RECORDED INFORMATION.
--- --- ---

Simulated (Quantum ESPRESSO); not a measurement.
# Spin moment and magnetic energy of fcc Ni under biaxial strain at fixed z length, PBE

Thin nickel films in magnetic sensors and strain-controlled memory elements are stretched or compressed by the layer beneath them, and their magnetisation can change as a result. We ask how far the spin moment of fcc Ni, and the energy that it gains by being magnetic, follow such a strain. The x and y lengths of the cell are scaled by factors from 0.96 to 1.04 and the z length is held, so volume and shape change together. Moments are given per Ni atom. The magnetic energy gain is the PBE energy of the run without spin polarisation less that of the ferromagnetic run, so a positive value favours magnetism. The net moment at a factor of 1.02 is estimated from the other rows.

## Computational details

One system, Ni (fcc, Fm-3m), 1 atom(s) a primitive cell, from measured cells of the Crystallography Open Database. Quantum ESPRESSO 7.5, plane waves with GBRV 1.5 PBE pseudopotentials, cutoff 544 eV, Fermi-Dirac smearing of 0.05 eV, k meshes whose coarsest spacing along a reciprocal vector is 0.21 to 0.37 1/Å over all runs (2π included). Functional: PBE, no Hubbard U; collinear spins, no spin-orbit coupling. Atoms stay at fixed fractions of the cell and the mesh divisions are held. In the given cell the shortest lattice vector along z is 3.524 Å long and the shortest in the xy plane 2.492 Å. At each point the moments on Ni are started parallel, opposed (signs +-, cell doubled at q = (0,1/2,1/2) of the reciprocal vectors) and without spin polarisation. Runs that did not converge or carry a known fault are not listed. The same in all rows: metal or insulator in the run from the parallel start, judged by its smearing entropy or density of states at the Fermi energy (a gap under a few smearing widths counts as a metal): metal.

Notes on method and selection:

--- --- ---

WORK REQUEST.
The response should consist of all the entries, transcribed exactly.

WRITTEN SOLUTION.
Simulated (Quantum ESPRESSO); not a measurement.
# Spin moment and magnetic energy of fcc Ni under biaxial strain at fixed z length, PBE

Thin nickel films in magnetic sensors and strain-controlled memory elements are stretched or compressed by the layer beneath them, and their magnetisation can change as a result. We ask how far the spin moment of fcc Ni, and the energy that it gains by being magnetic, follow such a strain. The x and y lengths of the cell are scaled by factors from 0.96 to 1.04 and the z length is held, so volume and shape change together. Moments are given per Ni atom. The magnetic energy gain is the PBE energy of the run without spin polarisation less that of the ferromagnetic run, so a positive value favours magnetism. The net moment at a factor of 1.02 is estimated from the other rows.

## Computational details

One system, Ni (fcc, Fm-3m), 1 atom(s) a primitive cell, from measured cells of the Crystallography Open Database. Quantum ESPRESSO 7.5, plane waves with GBRV 1.5 PBE pseudopotentials, cutoff 544 eV, Fermi-Dirac smearing of 0.05 eV, k meshes whose coarsest spacing along a reciprocal vector is 0.21 to 0.37 1/Å over all runs (2π included). Functional: PBE, no Hubbard U; collinear spins, no spin-orbit coupling. Atoms stay at fixed fractions of the cell and the mesh divisions are held. In the given cell the shortest lattice vector along z is 3.524 Å long and the shortest in the xy plane 2.492 Å. At each point the moments on Ni are started parallel, opposed (signs +-, cell doubled at q = (0,1/2,1/2) of the reciprocal vectors) and without spin polarisation. Runs that did not converge or carry a known fault are not listed. The same in all rows: metal or insulator in the run from the parallel start, judged by its smearing entropy or density of states at the Fermi energy (a gap under a few smearing widths counts as a metal): metal.

Notes on method and selection:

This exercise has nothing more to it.